◆ Information supplied
• • • • •

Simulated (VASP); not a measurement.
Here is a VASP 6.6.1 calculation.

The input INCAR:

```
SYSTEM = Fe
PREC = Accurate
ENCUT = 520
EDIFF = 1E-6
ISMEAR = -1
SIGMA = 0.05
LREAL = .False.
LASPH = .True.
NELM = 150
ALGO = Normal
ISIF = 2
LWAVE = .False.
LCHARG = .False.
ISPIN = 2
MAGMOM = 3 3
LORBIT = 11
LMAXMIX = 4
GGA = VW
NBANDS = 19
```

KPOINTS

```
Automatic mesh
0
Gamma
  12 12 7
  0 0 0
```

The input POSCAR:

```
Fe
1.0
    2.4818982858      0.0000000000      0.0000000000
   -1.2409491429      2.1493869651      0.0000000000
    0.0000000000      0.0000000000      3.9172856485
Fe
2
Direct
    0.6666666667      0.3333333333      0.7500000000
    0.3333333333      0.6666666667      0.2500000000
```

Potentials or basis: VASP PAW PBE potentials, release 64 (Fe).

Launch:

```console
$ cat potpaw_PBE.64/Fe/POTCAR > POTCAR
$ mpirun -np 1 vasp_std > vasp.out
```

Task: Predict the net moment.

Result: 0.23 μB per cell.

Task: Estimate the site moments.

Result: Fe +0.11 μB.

• • • • •

Your answer must be the lines from the first line of the entries above through the line that contains "Task: Estimate the site moments.", written out exactly.

Simulated (VASP); not a measurement.
Here is a VASP 6.6.1 calculation.

The input INCAR:

```
SYSTEM = Fe
PREC = Accurate
ENCUT = 520
EDIFF = 1E-6
ISMEAR = -1
SIGMA = 0.05
LREAL = .False.
LASPH = .True.
NELM = 150
ALGO = Normal
ISIF = 2
LWAVE = .False.
LCHARG = .False.
ISPIN = 2
MAGMOM = 3 3
LORBIT = 11
LMAXMIX = 4
GGA = VW
NBANDS = 19
```

KPOINTS

```
Automatic mesh
0
Gamma
  12 12 7
  0 0 0
```

The input POSCAR:

```
Fe
1.0
    2.4818982858      0.0000000000      0.0000000000
   -1.2409491429      2.1493869651      0.0000000000
    0.0000000000      0.0000000000      3.9172856485
Fe
2
Direct
    0.6666666667      0.3333333333      0.7500000000
    0.3333333333      0.6666666667      0.2500000000
```

Potentials or basis: VASP PAW PBE potentials, release 64 (Fe).

Launch:

```console
$ cat potpaw_PBE.64/Fe/POTCAR > POTCAR
$ mpirun -np 1 vasp_std > vasp.out
```

Task: Predict the net moment.

Result: 0.23 μB per cell.

Task: Estimate the site moments.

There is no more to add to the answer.